Would you return the lines between the one holding "The calculation used" and the one holding "Where does this", inclusive, and only those, exactly as they stand in the listing below?

------------------------
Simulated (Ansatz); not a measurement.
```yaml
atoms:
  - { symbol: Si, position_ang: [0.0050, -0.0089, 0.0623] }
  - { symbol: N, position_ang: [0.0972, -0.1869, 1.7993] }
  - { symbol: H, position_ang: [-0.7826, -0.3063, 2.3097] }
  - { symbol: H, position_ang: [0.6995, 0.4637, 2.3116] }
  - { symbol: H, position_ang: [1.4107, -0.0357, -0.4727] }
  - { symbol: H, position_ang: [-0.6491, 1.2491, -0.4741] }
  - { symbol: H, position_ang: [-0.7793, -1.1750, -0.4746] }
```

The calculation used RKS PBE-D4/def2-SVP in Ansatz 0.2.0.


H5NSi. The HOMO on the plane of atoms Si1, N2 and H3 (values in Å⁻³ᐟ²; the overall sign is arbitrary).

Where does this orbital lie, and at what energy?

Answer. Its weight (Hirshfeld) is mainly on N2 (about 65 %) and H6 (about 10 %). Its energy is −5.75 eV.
------------------------

Answer area:
The calculation used RKS PBE-D4/def2-SVP in Ansatz 0.2.0.


H5NSi. The HOMO on the plane of atoms Si1, N2 and H3 (values in Å⁻³ᐟ²; the overall sign is arbitrary).

Where does this orbital lie, and at what energy?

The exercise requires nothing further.